════════════════

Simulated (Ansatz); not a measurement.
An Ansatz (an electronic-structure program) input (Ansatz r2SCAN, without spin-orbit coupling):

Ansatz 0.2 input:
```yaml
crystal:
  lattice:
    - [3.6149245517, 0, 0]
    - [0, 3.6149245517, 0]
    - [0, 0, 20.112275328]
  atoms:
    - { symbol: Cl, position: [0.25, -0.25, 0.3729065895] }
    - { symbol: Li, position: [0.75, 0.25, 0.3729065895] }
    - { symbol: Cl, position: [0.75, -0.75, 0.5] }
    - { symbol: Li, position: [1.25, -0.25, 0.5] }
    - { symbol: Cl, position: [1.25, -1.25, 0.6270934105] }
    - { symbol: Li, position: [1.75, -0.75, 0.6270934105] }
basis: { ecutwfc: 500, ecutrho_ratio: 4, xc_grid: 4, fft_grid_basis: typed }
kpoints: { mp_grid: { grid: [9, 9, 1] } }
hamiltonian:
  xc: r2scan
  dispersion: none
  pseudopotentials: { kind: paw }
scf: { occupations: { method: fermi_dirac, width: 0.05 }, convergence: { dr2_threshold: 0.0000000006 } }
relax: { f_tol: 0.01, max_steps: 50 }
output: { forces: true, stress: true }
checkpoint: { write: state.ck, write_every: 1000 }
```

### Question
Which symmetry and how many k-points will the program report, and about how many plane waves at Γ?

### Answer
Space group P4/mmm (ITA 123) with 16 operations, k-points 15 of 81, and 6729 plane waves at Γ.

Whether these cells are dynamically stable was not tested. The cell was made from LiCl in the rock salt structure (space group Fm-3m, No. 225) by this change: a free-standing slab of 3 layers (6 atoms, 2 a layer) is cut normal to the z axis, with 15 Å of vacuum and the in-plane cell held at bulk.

════════════════

→ **Action item**
Needed here are the exact lines from the start of the material through the line that contains "Space group P4/mmm", and no others.

→ **Task answer**
Simulated (Ansatz); not a measurement.
An Ansatz (an electronic-structure program) input (Ansatz r2SCAN, without spin-orbit coupling):

Ansatz 0.2 input:
```yaml
crystal:
  lattice:
    - [3.6149245517, 0, 0]
    - [0, 3.6149245517, 0]
    - [0, 0, 20.112275328]
  atoms:
    - { symbol: Cl, position: [0.25, -0.25, 0.3729065895] }
    - { symbol: Li, position: [0.75, 0.25, 0.3729065895] }
    - { symbol: Cl, position: [0.75, -0.75, 0.5] }
    - { symbol: Li, position: [1.25, -0.25, 0.5] }
    - { symbol: Cl, position: [1.25, -1.25, 0.6270934105] }
    - { symbol: Li, position: [1.75, -0.75, 0.6270934105] }
basis: { ecutwfc: 500, ecutrho_ratio: 4, xc_grid: 4, fft_grid_basis: typed }
kpoints: { mp_grid: { grid: [9, 9, 1] } }
hamiltonian:
  xc: r2scan
  dispersion: none
  pseudopotentials: { kind: paw }
scf: { occupations: { method: fermi_dirac, width: 0.05 }, convergence: { dr2_threshold: 0.0000000006 } }
relax: { f_tol: 0.01, max_steps: 50 }
output: { forces: true, stress: true }
checkpoint: { write: state.ck, write_every: 1000 }
```

### Question
Which symmetry and how many k-points will the program report, and about how many plane waves at Γ?

### Answer
Space group P4/mmm (ITA 123) with 16 operations, k-points 15 of 81, and 6729 plane waves at Γ.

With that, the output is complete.